Task item
Look below for the line holding "- Pressure: 7.5 GPa" and the line holding "- Band gap on the k mesh: 1.64 eV, direct". Transcribe exactly those lines and all lines between them, nothing more.

##### Extracted records

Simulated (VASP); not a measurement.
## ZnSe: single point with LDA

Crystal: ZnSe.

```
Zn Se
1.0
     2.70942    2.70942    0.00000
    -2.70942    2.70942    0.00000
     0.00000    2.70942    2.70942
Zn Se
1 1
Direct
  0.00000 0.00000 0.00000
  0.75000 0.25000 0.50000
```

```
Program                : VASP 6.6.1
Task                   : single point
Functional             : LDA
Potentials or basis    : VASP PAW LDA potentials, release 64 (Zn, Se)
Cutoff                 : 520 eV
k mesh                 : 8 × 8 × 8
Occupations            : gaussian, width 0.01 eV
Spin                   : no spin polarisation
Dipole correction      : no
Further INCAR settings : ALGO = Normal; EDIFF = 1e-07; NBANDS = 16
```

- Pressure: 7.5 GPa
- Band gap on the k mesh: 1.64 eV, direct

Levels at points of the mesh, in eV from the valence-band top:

##########

Reply
- Pressure: 7.5 GPa
- Band gap on the k mesh: 1.64 eV, direct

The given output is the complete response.